***** LISTED ENTRIES *****
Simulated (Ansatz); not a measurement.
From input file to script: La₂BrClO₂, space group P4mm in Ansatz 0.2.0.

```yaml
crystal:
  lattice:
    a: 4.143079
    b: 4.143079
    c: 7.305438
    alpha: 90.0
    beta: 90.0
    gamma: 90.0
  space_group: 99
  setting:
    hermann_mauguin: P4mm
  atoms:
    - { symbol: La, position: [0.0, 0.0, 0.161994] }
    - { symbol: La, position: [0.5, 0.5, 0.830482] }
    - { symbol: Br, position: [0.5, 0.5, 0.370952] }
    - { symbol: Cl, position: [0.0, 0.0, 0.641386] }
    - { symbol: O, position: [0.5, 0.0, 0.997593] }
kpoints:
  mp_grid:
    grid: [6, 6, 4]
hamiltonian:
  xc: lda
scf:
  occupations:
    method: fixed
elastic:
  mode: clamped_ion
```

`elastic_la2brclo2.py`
*****

REQUIREMENT:
Output all of the entries without altering a single word.

ANSWER SECTION:
Simulated (Ansatz); not a measurement.
From input file to script: La₂BrClO₂, space group P4mm in Ansatz 0.2.0.

```yaml
crystal:
  lattice:
    a: 4.143079
    b: 4.143079
    c: 7.305438
    alpha: 90.0
    beta: 90.0
    gamma: 90.0
  space_group: 99
  setting:
    hermann_mauguin: P4mm
  atoms:
    - { symbol: La, position: [0.0, 0.0, 0.161994] }
    - { symbol: La, position: [0.5, 0.5, 0.830482] }
    - { symbol: Br, position: [0.5, 0.5, 0.370952] }
    - { symbol: Cl, position: [0.0, 0.0, 0.641386] }
    - { symbol: O, position: [0.5, 0.0, 0.997593] }
kpoints:
  mp_grid:
    grid: [6, 6, 4]
hamiltonian:
  xc: lda
scf:
  occupations:
    method: fixed
elastic:
  mode: clamped_ion
```

`elastic_la2brclo2.py`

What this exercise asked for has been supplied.